Produce the records below again, word for word, but stop after the line that contains "Computed with DFT, PBEsol, PAW, plane".

===== Material shown =====
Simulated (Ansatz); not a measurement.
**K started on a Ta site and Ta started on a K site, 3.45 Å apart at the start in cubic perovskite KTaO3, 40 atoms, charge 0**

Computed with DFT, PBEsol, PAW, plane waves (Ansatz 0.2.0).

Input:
=====

Task solution>
Simulated (Ansatz); not a measurement.
**K started on a Ta site and Ta started on a K site, 3.45 Å apart at the start in cubic perovskite KTaO3, 40 atoms, charge 0**

Computed with DFT, PBEsol, PAW, plane waves (Ansatz 0.2.0).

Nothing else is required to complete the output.